* DATASET
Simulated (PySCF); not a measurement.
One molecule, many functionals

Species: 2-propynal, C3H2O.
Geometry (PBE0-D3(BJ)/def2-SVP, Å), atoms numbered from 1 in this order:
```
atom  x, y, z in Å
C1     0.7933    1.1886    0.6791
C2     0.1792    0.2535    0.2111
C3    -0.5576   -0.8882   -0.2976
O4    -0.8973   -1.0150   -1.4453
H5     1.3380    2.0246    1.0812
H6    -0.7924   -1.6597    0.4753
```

* ASSIGNMENT
Produce a verbatim transcription of the entries above.

* WRITTEN REPLY
Simulated (PySCF); not a measurement.
One molecule, many functionals

Species: 2-propynal, C3H2O.
Geometry (PBE0-D3(BJ)/def2-SVP, Å), atoms numbered from 1 in this order:
```
atom  x, y, z in Å
C1     0.7933    1.1886    0.6791
C2     0.1792    0.2535    0.2111
C3    -0.5576   -0.8882   -0.2976
O4    -0.8973   -1.0150   -1.4453
H5     1.3380    2.0246    1.0812
H6    -0.7924   -1.6597    0.4753
```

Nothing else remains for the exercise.